[[ Material shown open ]]
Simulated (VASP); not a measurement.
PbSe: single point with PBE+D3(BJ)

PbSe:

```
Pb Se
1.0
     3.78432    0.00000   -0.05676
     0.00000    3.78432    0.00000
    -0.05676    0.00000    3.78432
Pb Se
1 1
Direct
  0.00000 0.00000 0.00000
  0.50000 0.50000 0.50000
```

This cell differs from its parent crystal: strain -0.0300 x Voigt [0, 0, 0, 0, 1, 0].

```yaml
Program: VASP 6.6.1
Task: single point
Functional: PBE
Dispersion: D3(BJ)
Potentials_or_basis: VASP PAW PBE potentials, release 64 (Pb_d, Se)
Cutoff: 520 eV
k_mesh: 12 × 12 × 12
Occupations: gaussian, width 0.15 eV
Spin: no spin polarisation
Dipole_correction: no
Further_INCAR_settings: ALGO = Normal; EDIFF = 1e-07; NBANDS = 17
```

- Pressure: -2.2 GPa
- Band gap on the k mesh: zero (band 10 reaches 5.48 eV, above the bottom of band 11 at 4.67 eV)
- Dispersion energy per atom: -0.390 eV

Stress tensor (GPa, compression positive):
[[ Material shown closed ]]

▶ Requirement: There is a line with "This cell differs" and a line with "- Dispersion energy per atom: -0.390 eV" above. Copy exactly those two lines and all lines between them, with nothing else.

▶ Worked solution:
This cell differs from its parent crystal: strain -0.0300 x Voigt [0, 0, 0, 0, 1, 0].

```yaml
Program: VASP 6.6.1
Task: single point
Functional: PBE
Dispersion: D3(BJ)
Potentials_or_basis: VASP PAW PBE potentials, release 64 (Pb_d, Se)
Cutoff: 520 eV
k_mesh: 12 × 12 × 12
Occupations: gaussian, width 0.15 eV
Spin: no spin polarisation
Dipole_correction: no
Further_INCAR_settings: ALGO = Normal; EDIFF = 1e-07; NBANDS = 17
```

- Pressure: -2.2 GPa
- Band gap on the k mesh: zero (band 10 reaches 5.48 eV, above the bottom of band 11 at 4.67 eV)
- Dispersion energy per atom: -0.390 eV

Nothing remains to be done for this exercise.